**Action item**
All lines from the first line of the material up to and including the line with "# How methods" must be copied exactly, and no others.

◆ ◆ ◆ ◆ ◆
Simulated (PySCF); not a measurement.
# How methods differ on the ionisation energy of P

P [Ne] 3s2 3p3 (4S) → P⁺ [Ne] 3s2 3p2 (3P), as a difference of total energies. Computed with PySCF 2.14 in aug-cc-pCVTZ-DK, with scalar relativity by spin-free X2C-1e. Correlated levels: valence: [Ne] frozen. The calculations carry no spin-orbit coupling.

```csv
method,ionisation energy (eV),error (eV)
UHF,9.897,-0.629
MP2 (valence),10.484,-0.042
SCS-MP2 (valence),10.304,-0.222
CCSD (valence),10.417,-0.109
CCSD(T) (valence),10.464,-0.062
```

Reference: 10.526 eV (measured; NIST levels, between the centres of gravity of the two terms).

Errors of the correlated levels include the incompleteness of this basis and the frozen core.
◆ ◆ ◆ ◆ ◆

**Task answer**
Simulated (PySCF); not a measurement.
# How methods differ on the ionisation energy of P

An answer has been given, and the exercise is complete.